Action item = Quote, with no changes, the lines that run from the top of the material to the line with "13 atoms, charge", both included.

Recorded information =

= Beginning of Section =

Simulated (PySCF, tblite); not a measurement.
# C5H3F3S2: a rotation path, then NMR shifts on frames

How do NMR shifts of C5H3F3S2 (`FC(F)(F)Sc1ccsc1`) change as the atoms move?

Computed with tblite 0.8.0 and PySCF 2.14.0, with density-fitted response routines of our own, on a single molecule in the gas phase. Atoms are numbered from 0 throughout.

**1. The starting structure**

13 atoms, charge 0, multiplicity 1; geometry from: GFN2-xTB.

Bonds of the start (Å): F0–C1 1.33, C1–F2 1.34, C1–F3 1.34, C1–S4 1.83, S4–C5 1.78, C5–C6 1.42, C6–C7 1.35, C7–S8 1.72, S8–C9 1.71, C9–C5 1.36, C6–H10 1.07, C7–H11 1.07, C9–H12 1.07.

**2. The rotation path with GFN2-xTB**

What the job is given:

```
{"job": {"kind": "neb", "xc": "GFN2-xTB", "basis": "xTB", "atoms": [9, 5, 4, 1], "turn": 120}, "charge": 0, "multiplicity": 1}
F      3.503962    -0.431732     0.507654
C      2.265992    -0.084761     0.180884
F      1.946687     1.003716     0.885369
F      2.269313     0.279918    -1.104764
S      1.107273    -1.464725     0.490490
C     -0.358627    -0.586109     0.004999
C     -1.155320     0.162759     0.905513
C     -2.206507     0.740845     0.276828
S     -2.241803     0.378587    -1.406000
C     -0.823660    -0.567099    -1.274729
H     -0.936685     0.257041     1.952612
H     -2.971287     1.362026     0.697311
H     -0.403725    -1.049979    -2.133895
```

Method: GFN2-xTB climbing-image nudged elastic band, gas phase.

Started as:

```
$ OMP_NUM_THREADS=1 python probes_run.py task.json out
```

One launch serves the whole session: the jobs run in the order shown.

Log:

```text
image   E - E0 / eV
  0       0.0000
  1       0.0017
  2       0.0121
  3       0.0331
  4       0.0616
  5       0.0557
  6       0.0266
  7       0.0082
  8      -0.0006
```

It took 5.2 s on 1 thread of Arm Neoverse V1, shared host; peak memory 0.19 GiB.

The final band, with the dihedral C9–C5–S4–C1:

= End of Section =

Task response =
Simulated (PySCF, tblite); not a measurement.
# C5H3F3S2: a rotation path, then NMR shifts on frames

How do NMR shifts of C5H3F3S2 (`FC(F)(F)Sc1ccsc1`) change as the atoms move?

Computed with tblite 0.8.0 and PySCF 2.14.0, with density-fitted response routines of our own, on a single molecule in the gas phase. Atoms are numbered from 0 throughout.

**1. The starting structure**

13 atoms, charge 0, multiplicity 1; geometry from: GFN2-xTB.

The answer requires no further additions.